Work item
Every record listed below should be copied exactly.

Given information
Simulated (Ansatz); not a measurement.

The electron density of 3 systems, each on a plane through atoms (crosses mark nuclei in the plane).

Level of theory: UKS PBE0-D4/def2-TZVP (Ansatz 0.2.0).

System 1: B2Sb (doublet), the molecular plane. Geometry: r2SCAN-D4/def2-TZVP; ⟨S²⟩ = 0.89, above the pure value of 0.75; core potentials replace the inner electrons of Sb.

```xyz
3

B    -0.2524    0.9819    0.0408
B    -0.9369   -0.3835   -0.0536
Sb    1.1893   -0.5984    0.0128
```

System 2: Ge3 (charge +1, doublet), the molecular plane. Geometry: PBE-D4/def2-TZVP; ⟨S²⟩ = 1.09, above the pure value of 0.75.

Your solution
Simulated (Ansatz); not a measurement.

The electron density of 3 systems, each on a plane through atoms (crosses mark nuclei in the plane).

Level of theory: UKS PBE0-D4/def2-TZVP (Ansatz 0.2.0).

System 1: B2Sb (doublet), the molecular plane. Geometry: r2SCAN-D4/def2-TZVP; ⟨S²⟩ = 0.89, above the pure value of 0.75; core potentials replace the inner electrons of Sb.

```xyz
3

B    -0.2524    0.9819    0.0408
B    -0.9369   -0.3835   -0.0536
Sb    1.1893   -0.5984    0.0128
```

System 2: Ge3 (charge +1, doublet), the molecular plane. Geometry: PBE-D4/def2-TZVP; ⟨S²⟩ = 1.09, above the pure value of 0.75.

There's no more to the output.